**Assignment:** Write out, unaltered, each line from the top of the records below down to the line where "Result: V0 = 21.84" appears, that line included.

**Data for review:**
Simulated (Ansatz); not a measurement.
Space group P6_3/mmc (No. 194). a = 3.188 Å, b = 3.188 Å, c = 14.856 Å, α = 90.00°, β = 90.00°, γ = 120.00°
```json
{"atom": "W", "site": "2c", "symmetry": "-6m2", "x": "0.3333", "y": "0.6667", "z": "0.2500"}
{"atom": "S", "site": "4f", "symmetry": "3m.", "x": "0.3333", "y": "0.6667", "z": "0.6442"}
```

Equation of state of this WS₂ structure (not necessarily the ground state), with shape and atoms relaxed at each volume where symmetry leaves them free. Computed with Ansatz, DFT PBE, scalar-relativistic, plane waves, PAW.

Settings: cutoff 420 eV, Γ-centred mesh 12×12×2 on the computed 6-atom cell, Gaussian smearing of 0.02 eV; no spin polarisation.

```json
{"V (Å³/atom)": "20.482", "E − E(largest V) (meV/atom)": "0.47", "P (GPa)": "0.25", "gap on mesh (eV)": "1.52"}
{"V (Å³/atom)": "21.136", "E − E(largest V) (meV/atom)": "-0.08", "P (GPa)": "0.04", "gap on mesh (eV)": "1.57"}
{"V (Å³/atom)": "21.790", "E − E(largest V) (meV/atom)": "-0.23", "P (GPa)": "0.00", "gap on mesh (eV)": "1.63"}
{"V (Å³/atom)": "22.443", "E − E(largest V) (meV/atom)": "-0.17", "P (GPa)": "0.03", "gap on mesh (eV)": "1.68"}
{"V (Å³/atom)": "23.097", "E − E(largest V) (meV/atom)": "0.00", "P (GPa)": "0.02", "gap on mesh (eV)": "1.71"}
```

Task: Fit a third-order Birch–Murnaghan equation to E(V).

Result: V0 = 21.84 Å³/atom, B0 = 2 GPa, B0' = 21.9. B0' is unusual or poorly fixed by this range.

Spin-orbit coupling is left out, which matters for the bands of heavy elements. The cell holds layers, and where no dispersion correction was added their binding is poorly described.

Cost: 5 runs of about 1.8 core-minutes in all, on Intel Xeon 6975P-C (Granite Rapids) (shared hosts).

**Worked solution:**
Simulated (Ansatz); not a measurement.
Space group P6_3/mmc (No. 194). a = 3.188 Å, b = 3.188 Å, c = 14.856 Å, α = 90.00°, β = 90.00°, γ = 120.00°
```json
{"atom": "W", "site": "2c", "symmetry": "-6m2", "x": "0.3333", "y": "0.6667", "z": "0.2500"}
{"atom": "S", "site": "4f", "symmetry": "3m.", "x": "0.3333", "y": "0.6667", "z": "0.6442"}
```

Equation of state of this WS₂ structure (not necessarily the ground state), with shape and atoms relaxed at each volume where symmetry leaves them free. Computed with Ansatz, DFT PBE, scalar-relativistic, plane waves, PAW.

Settings: cutoff 420 eV, Γ-centred mesh 12×12×2 on the computed 6-atom cell, Gaussian smearing of 0.02 eV; no spin polarisation.

```json
{"V (Å³/atom)": "20.482", "E − E(largest V) (meV/atom)": "0.47", "P (GPa)": "0.25", "gap on mesh (eV)": "1.52"}
{"V (Å³/atom)": "21.136", "E − E(largest V) (meV/atom)": "-0.08", "P (GPa)": "0.04", "gap on mesh (eV)": "1.57"}
{"V (Å³/atom)": "21.790", "E − E(largest V) (meV/atom)": "-0.23", "P (GPa)": "0.00", "gap on mesh (eV)": "1.63"}
{"V (Å³/atom)": "22.443", "E − E(largest V) (meV/atom)": "-0.17", "P (GPa)": "0.03", "gap on mesh (eV)": "1.68"}
{"V (Å³/atom)": "23.097", "E − E(largest V) (meV/atom)": "0.00", "P (GPa)": "0.02", "gap on mesh (eV)": "1.71"}
```

Task: Fit a third-order Birch–Murnaghan equation to E(V).

Result: V0 = 21.84 Å³/atom, B0 = 2 GPa, B0' = 21.9. B0' is unusual or poorly fixed by this range.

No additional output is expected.